> _REQUIRED ACTION_
From the line with "Give the energy" through the line with "15.2, 4.1, 0.0, 1.8, 8.5", inclusive, return each line of the data below exactly and leave the rest out.

> _DATA LISTING_
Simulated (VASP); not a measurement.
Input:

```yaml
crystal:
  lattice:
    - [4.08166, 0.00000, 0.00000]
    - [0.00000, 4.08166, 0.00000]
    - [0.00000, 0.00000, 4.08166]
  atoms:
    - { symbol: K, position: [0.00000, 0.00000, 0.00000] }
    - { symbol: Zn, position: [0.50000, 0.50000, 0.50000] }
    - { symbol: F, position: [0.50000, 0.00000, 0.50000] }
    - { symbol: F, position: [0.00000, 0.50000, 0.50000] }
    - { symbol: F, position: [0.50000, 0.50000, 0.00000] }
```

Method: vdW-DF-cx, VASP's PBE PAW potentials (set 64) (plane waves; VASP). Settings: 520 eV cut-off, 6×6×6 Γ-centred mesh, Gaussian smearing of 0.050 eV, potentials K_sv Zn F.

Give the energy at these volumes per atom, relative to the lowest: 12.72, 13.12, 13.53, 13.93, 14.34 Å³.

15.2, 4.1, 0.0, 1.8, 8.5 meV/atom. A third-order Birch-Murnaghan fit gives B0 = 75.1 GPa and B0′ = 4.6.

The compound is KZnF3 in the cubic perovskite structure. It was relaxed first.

> _WRITTEN ANSWER_
Give the energy at these volumes per atom, relative to the lowest: 12.72, 13.12, 13.53, 13.93, 14.34 Å³.

15.2, 4.1, 0.0, 1.8, 8.5 meV/atom. A third-order Birch-Murnaghan fit gives B0 = 75.1 GPa and B0′ = 4.6.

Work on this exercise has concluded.